> [WORK REQUEST] Give back exactly the lines that run from the beginning of the entries to the line containing "Inputs (values chosen", both included, and nothing else.

==============================

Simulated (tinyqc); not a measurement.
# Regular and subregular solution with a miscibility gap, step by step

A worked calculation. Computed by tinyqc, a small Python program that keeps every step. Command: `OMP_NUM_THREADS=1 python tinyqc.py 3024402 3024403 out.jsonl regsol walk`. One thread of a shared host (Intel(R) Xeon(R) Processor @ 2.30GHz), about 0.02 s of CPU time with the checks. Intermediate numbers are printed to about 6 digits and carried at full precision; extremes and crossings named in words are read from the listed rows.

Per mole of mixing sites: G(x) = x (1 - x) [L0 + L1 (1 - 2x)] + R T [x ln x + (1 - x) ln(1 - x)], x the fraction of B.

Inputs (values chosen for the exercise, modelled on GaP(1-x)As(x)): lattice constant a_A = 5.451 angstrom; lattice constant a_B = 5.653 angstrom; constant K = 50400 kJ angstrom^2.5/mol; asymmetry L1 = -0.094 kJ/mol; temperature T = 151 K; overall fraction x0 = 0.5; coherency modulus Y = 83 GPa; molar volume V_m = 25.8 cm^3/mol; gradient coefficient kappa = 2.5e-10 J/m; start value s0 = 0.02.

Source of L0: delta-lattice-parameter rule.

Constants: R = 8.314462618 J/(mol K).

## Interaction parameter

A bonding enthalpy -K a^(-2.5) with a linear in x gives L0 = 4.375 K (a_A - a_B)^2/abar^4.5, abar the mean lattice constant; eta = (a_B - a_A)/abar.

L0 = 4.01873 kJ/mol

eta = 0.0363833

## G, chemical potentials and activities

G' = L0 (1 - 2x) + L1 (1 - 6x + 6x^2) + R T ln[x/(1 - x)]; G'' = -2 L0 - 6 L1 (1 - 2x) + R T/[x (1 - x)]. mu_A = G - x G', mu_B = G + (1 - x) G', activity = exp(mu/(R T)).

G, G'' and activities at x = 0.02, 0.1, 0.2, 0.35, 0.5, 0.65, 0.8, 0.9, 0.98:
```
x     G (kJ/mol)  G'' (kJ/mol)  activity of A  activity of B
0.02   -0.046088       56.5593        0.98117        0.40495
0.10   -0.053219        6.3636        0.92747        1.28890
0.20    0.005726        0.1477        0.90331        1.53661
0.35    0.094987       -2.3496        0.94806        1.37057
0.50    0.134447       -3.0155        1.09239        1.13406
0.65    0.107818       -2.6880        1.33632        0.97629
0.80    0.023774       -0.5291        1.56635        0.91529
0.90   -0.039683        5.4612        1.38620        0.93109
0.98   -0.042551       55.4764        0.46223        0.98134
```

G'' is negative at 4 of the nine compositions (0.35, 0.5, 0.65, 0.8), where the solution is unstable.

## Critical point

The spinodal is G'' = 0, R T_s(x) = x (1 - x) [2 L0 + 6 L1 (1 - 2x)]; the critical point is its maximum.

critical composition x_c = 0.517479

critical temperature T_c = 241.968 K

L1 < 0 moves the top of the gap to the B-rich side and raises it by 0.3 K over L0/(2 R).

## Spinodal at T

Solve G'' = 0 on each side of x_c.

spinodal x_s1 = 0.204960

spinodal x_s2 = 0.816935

==============================

> [SOLUTION]
Simulated (tinyqc); not a measurement.
# Regular and subregular solution with a miscibility gap, step by step

A worked calculation. Computed by tinyqc, a small Python program that keeps every step. Command: `OMP_NUM_THREADS=1 python tinyqc.py 3024402 3024403 out.jsonl regsol walk`. One thread of a shared host (Intel(R) Xeon(R) Processor @ 2.30GHz), about 0.02 s of CPU time with the checks. Intermediate numbers are printed to about 6 digits and carried at full precision; extremes and crossings named in words are read from the listed rows.

Per mole of mixing sites: G(x) = x (1 - x) [L0 + L1 (1 - 2x)] + R T [x ln x + (1 - x) ln(1 - x)], x the fraction of B.

Inputs (values chosen for the exercise, modelled on GaP(1-x)As(x)): lattice constant a_A = 5.451 angstrom; lattice constant a_B = 5.653 angstrom; constant K = 50400 kJ angstrom^2.5/mol; asymmetry L1 = -0.094 kJ/mol; temperature T = 151 K; overall fraction x0 = 0.5; coherency modulus Y = 83 GPa; molar volume V_m = 25.8 cm^3/mol; gradient coefficient kappa = 2.5e-10 J/m; start value s0 = 0.02.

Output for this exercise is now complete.